Exercise: Starting at the first line of the data below, retype every line up to and including the one containing "Dispersion adds attraction, which".

┏━━

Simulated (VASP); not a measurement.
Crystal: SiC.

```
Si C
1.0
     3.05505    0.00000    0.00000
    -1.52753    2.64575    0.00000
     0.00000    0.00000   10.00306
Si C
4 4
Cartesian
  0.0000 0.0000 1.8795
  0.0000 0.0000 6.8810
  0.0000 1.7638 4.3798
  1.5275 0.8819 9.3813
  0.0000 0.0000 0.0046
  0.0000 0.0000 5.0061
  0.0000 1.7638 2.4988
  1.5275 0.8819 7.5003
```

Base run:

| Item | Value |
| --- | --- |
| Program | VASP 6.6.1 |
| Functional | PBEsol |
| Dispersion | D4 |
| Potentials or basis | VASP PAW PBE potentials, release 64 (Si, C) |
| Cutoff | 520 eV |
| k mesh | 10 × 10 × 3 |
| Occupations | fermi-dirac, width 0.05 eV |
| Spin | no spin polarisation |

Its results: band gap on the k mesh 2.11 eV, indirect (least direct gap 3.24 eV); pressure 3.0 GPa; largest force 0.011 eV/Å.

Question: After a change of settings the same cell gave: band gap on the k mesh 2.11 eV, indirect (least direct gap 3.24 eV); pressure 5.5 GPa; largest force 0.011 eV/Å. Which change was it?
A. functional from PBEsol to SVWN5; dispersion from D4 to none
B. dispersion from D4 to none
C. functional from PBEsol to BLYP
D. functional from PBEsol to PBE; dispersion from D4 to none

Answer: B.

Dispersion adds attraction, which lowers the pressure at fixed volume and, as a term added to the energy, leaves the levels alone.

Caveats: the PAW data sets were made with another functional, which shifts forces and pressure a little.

┗━━

Problem solution:
Simulated (VASP); not a measurement.
Crystal: SiC.

```
Si C
1.0
     3.05505    0.00000    0.00000
    -1.52753    2.64575    0.00000
     0.00000    0.00000   10.00306
Si C
4 4
Cartesian
  0.0000 0.0000 1.8795
  0.0000 0.0000 6.8810
  0.0000 1.7638 4.3798
  1.5275 0.8819 9.3813
  0.0000 0.0000 0.0046
  0.0000 0.0000 5.0061
  0.0000 1.7638 2.4988
  1.5275 0.8819 7.5003
```

Base run:

| Item | Value |
| --- | --- |
| Program | VASP 6.6.1 |
| Functional | PBEsol |
| Dispersion | D4 |
| Potentials or basis | VASP PAW PBE potentials, release 64 (Si, C) |
| Cutoff | 520 eV |
| k mesh | 10 × 10 × 3 |
| Occupations | fermi-dirac, width 0.05 eV |
| Spin | no spin polarisation |

Its results: band gap on the k mesh 2.11 eV, indirect (least direct gap 3.24 eV); pressure 3.0 GPa; largest force 0.011 eV/Å.

Question: After a change of settings the same cell gave: band gap on the k mesh 2.11 eV, indirect (least direct gap 3.24 eV); pressure 5.5 GPa; largest force 0.011 eV/Å. Which change was it?
A. functional from PBEsol to SVWN5; dispersion from D4 to none
B. dispersion from D4 to none
C. functional from PBEsol to BLYP
D. functional from PBEsol to PBE; dispersion from D4 to none

Answer: B.

Dispersion adds attraction, which lowers the pressure at fixed volume and, as a term added to the energy, leaves the levels alone.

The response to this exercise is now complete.